> REQUIREMENT:
Make an exact copy of the lines starting at the top of the listing below and ending at the line that contains "Measured: bulk modulus", inclusive.

> SOURCE INFORMATION:
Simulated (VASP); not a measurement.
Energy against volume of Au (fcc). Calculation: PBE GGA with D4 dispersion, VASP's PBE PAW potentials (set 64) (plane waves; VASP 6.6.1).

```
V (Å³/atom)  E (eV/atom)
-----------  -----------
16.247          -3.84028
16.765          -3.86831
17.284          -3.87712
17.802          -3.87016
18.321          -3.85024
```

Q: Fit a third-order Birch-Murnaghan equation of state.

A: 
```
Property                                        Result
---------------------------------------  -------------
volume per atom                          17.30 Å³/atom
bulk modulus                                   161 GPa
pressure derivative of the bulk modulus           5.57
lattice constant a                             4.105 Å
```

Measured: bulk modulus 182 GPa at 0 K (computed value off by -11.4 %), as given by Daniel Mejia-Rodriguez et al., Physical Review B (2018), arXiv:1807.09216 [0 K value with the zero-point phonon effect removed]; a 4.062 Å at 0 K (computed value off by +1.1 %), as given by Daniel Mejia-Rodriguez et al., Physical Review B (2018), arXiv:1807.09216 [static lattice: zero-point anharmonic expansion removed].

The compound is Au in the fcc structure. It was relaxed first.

> ANSWER BOX:
Simulated (VASP); not a measurement.
Energy against volume of Au (fcc). Calculation: PBE GGA with D4 dispersion, VASP's PBE PAW potentials (set 64) (plane waves; VASP 6.6.1).

```
V (Å³/atom)  E (eV/atom)
-----------  -----------
16.247          -3.84028
16.765          -3.86831
17.284          -3.87712
17.802          -3.87016
18.321          -3.85024
```

Q: Fit a third-order Birch-Murnaghan equation of state.

A: 
```
Property                                        Result
---------------------------------------  -------------
volume per atom                          17.30 Å³/atom
bulk modulus                                   161 GPa
pressure derivative of the bulk modulus           5.57
lattice constant a                             4.105 Å
```

Measured: bulk modulus 182 GPa at 0 K (computed value off by -11.4 %), as given by Daniel Mejia-Rodriguez et al., Physical Review B (2018), arXiv:1807.09216 [0 K value with the zero-point phonon effect removed]; a 4.062 Å at 0 K (computed value off by +1.1 %), as given by Daniel Mejia-Rodriguez et al., Physical Review B (2018), arXiv:1807.09216 [static lattice: zero-point anharmonic expansion removed].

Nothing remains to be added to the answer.